Extracted material:
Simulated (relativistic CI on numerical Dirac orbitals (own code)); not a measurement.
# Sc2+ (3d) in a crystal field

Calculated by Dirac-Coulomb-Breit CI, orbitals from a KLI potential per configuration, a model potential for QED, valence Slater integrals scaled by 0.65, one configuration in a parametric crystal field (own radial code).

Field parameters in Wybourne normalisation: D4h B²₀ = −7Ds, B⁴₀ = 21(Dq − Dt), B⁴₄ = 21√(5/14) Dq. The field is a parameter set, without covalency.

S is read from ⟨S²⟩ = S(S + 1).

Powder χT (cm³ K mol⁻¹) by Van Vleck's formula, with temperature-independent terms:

Work request: Set down the listing again, exactly.

Your response:
Simulated (relativistic CI on numerical Dirac orbitals (own code)); not a measurement.
# Sc2+ (3d) in a crystal field

Calculated by Dirac-Coulomb-Breit CI, orbitals from a KLI potential per configuration, a model potential for QED, valence Slater integrals scaled by 0.65, one configuration in a parametric crystal field (own radial code).

Field parameters in Wybourne normalisation: D4h B²₀ = −7Ds, B⁴₀ = 21(Dq − Dt), B⁴₄ = 21√(5/14) Dq. The field is a parameter set, without covalency.

S is read from ⟨S²⟩ = S(S + 1).

Powder χT (cm³ K mol⁻¹) by Van Vleck's formula, with temperature-independent terms:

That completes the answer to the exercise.